**Material supplied**.
============
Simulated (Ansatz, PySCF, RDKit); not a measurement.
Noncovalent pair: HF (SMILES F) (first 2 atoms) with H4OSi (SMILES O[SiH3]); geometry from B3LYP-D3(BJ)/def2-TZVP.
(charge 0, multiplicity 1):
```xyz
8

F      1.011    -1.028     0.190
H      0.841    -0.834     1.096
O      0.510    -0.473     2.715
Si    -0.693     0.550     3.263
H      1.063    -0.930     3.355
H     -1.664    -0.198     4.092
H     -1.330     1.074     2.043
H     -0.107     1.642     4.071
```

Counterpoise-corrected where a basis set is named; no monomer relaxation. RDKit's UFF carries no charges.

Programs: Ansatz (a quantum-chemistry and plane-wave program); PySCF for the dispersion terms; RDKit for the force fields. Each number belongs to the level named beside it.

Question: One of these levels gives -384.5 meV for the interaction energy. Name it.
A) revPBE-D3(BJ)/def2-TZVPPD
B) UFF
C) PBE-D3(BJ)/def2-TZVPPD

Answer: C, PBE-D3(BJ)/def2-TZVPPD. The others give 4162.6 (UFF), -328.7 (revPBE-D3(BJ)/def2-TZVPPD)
============

**Task item**. Up to and including the line with "Question: One of", output each line of the entries above exactly, starting from the first.

**Your solution**.
Simulated (Ansatz, PySCF, RDKit); not a measurement.
Noncovalent pair: HF (SMILES F) (first 2 atoms) with H4OSi (SMILES O[SiH3]); geometry from B3LYP-D3(BJ)/def2-TZVP.
(charge 0, multiplicity 1):
```xyz
8

F      1.011    -1.028     0.190
H      0.841    -0.834     1.096
O      0.510    -0.473     2.715
Si    -0.693     0.550     3.263
H      1.063    -0.930     3.355
H     -1.664    -0.198     4.092
H     -1.330     1.074     2.043
H     -0.107     1.642     4.071
```

Counterpoise-corrected where a basis set is named; no monomer relaxation. RDKit's UFF carries no charges.

Programs: Ansatz (a quantum-chemistry and plane-wave program); PySCF for the dispersion terms; RDKit for the force fields. Each number belongs to the level named beside it.

Question: One of these levels gives -384.5 meV for the interaction energy. Name it.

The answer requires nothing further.